▶ **SUPPLIED RECORDS**:
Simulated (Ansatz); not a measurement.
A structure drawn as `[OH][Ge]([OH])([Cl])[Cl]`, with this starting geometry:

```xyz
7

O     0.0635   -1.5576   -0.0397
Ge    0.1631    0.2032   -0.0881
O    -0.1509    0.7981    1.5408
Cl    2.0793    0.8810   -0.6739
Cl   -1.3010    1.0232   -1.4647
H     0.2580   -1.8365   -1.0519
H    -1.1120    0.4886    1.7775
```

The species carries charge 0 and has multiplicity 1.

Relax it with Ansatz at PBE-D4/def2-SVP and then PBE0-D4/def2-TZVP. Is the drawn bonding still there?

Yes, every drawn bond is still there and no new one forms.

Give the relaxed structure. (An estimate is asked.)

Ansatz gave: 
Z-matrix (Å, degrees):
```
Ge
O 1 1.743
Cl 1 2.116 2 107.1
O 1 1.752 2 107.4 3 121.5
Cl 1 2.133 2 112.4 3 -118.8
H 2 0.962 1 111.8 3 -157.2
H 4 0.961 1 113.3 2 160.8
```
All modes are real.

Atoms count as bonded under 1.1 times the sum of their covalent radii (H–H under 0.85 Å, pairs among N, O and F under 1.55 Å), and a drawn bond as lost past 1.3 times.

▶ **ACTION ITEM**:
An exact copy of the entire material is required.

▶ **WORKED SOLUTION**:
Simulated (Ansatz); not a measurement.
A structure drawn as `[OH][Ge]([OH])([Cl])[Cl]`, with this starting geometry:

```xyz
7

O     0.0635   -1.5576   -0.0397
Ge    0.1631    0.2032   -0.0881
O    -0.1509    0.7981    1.5408
Cl    2.0793    0.8810   -0.6739
Cl   -1.3010    1.0232   -1.4647
H     0.2580   -1.8365   -1.0519
H    -1.1120    0.4886    1.7775
```

The species carries charge 0 and has multiplicity 1.

Relax it with Ansatz at PBE-D4/def2-SVP and then PBE0-D4/def2-TZVP. Is the drawn bonding still there?

Yes, every drawn bond is still there and no new one forms.

Give the relaxed structure. (An estimate is asked.)

Ansatz gave: 
Z-matrix (Å, degrees):
```
Ge
O 1 1.743
Cl 1 2.116 2 107.1
O 1 1.752 2 107.4 3 121.5
Cl 1 2.133 2 112.4 3 -118.8
H 2 0.962 1 111.8 3 -157.2
H 4 0.961 1 113.3 2 160.8
```
All modes are real.

Atoms count as bonded under 1.1 times the sum of their covalent radii (H–H under 0.85 Å, pairs among N, O and F under 1.55 Å), and a drawn bond as lost past 1.3 times.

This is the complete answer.